• **Task item**:
Word for word, output the data that follows.

-- Provided material follows --
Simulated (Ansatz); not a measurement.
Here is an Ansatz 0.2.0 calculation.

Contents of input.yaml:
-- Provided material concluded --

• **Response**:
Simulated (Ansatz); not a measurement.
Here is an Ansatz 0.2.0 calculation.

Contents of input.yaml:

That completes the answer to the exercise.